*PROVIDED MATERIAL*
^^^^^^^^^^^^^^^^

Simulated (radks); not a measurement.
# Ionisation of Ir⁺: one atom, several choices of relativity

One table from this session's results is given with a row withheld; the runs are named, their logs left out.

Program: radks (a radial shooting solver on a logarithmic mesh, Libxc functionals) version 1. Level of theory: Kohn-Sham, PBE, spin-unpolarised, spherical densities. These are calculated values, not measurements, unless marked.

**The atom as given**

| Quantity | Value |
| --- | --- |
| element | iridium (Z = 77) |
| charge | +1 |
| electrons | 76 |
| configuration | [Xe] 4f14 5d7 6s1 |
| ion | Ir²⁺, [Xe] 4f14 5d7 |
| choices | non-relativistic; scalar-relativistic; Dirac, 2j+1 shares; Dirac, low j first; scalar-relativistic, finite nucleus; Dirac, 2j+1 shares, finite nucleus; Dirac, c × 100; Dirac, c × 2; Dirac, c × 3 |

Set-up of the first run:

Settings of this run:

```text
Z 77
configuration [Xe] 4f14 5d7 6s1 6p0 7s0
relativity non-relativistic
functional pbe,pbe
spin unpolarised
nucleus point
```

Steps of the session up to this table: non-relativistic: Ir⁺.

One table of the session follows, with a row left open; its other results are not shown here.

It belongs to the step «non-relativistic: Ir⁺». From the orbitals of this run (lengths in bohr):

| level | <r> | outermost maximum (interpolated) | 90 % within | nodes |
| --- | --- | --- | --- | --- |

^^^^^^^^^^^^^^^^

*ASSIGNMENT*
Extract the entries above verbatim.

*RESPONSE AREA*
Simulated (radks); not a measurement.
# Ionisation of Ir⁺: one atom, several choices of relativity

One table from this session's results is given with a row withheld; the runs are named, their logs left out.

Program: radks (a radial shooting solver on a logarithmic mesh, Libxc functionals) version 1. Level of theory: Kohn-Sham, PBE, spin-unpolarised, spherical densities. These are calculated values, not measurements, unless marked.

**The atom as given**

| Quantity | Value |
| --- | --- |
| element | iridium (Z = 77) |
| charge | +1 |
| electrons | 76 |
| configuration | [Xe] 4f14 5d7 6s1 |
| ion | Ir²⁺, [Xe] 4f14 5d7 |
| choices | non-relativistic; scalar-relativistic; Dirac, 2j+1 shares; Dirac, low j first; scalar-relativistic, finite nucleus; Dirac, 2j+1 shares, finite nucleus; Dirac, c × 100; Dirac, c × 2; Dirac, c × 3 |

Set-up of the first run:

Settings of this run:

```text
Z 77
configuration [Xe] 4f14 5d7 6s1 6p0 7s0
relativity non-relativistic
functional pbe,pbe
spin unpolarised
nucleus point
```

Steps of the session up to this table: non-relativistic: Ir⁺.

One table of the session follows, with a row left open; its other results are not shown here.

It belongs to the step «non-relativistic: Ir⁺». From the orbitals of this run (lengths in bohr):

| level | <r> | outermost maximum (interpolated) | 90 % within | nodes |
| --- | --- | --- | --- | --- |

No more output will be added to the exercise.